*** Listed entries ***
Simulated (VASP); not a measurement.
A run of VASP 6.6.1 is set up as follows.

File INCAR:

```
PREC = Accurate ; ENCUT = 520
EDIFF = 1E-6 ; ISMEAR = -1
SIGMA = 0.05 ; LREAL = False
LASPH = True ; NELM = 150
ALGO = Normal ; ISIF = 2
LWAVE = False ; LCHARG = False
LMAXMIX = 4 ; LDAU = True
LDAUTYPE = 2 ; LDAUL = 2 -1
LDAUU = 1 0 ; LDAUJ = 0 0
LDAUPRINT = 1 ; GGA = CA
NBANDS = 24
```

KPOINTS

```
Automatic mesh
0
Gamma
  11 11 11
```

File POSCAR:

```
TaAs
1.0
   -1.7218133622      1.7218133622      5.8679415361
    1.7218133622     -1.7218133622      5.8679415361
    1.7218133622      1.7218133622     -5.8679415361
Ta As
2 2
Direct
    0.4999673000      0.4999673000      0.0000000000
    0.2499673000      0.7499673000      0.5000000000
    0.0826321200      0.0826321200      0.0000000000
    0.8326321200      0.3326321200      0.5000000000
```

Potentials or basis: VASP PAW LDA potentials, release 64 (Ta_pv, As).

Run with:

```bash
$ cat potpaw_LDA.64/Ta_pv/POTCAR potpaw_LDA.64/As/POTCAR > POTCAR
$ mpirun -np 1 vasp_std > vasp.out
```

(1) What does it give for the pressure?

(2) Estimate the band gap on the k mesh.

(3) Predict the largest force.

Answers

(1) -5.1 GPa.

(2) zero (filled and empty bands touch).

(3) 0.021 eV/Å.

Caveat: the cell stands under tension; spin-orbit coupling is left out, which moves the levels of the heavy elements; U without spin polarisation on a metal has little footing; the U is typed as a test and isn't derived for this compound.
*** End of Listed entries ***

| Work instruction |
Starting at the top of the data above, repeat every line exactly until the line containing "(3) 0.021 eV/Å." has been given, then stop.

| Answer area |
Simulated (VASP); not a measurement.
A run of VASP 6.6.1 is set up as follows.

File INCAR:

```
PREC = Accurate ; ENCUT = 520
EDIFF = 1E-6 ; ISMEAR = -1
SIGMA = 0.05 ; LREAL = False
LASPH = True ; NELM = 150
ALGO = Normal ; ISIF = 2
LWAVE = False ; LCHARG = False
LMAXMIX = 4 ; LDAU = True
LDAUTYPE = 2 ; LDAUL = 2 -1
LDAUU = 1 0 ; LDAUJ = 0 0
LDAUPRINT = 1 ; GGA = CA
NBANDS = 24
```

KPOINTS

```
Automatic mesh
0
Gamma
  11 11 11
```

File POSCAR:

```
TaAs
1.0
   -1.7218133622      1.7218133622      5.8679415361
    1.7218133622     -1.7218133622      5.8679415361
    1.7218133622      1.7218133622     -5.8679415361
Ta As
2 2
Direct
    0.4999673000      0.4999673000      0.0000000000
    0.2499673000      0.7499673000      0.5000000000
    0.0826321200      0.0826321200      0.0000000000
    0.8326321200      0.3326321200      0.5000000000
```

Potentials or basis: VASP PAW LDA potentials, release 64 (Ta_pv, As).

Run with:

```bash
$ cat potpaw_LDA.64/Ta_pv/POTCAR potpaw_LDA.64/As/POTCAR > POTCAR
$ mpirun -np 1 vasp_std > vasp.out
```

(1) What does it give for the pressure?

(2) Estimate the band gap on the k mesh.

(3) Predict the largest force.

Answers

(1) -5.1 GPa.

(2) zero (filled and empty bands touch).

(3) 0.021 eV/Å.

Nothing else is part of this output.